▶ _Recorded data_:
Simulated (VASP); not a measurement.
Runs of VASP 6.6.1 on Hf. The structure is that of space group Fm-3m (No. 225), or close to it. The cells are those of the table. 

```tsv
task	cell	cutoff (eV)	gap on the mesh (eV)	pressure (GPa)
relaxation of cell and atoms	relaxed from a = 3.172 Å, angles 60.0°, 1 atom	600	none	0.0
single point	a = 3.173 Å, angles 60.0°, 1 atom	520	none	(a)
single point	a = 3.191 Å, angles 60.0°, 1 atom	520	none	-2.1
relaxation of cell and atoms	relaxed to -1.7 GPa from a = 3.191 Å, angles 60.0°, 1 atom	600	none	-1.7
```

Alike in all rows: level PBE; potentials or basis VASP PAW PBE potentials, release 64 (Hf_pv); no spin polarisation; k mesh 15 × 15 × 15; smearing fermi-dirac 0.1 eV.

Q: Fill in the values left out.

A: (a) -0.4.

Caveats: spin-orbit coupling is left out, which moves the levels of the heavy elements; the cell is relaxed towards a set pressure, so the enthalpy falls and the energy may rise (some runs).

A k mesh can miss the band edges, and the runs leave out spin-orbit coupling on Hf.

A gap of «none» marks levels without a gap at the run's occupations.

▶ _Work task_:
Repeat exactly the lines above from the one with "Runs of VASP" up to and including the one with "A k mesh can". No other line belongs in the reply.

▶ _Task answer_:
Runs of VASP 6.6.1 on Hf. The structure is that of space group Fm-3m (No. 225), or close to it. The cells are those of the table. 

```tsv
task	cell	cutoff (eV)	gap on the mesh (eV)	pressure (GPa)
relaxation of cell and atoms	relaxed from a = 3.172 Å, angles 60.0°, 1 atom	600	none	0.0
single point	a = 3.173 Å, angles 60.0°, 1 atom	520	none	(a)
single point	a = 3.191 Å, angles 60.0°, 1 atom	520	none	-2.1
relaxation of cell and atoms	relaxed to -1.7 GPa from a = 3.191 Å, angles 60.0°, 1 atom	600	none	-1.7
```

Alike in all rows: level PBE; potentials or basis VASP PAW PBE potentials, release 64 (Hf_pv); no spin polarisation; k mesh 15 × 15 × 15; smearing fermi-dirac 0.1 eV.

Q: Fill in the values left out.

A: (a) -0.4.

Caveats: spin-orbit coupling is left out, which moves the levels of the heavy elements; the cell is relaxed towards a set pressure, so the enthalpy falls and the energy may rise (some runs).

A k mesh can miss the band edges, and the runs leave out spin-orbit coupling on Hf.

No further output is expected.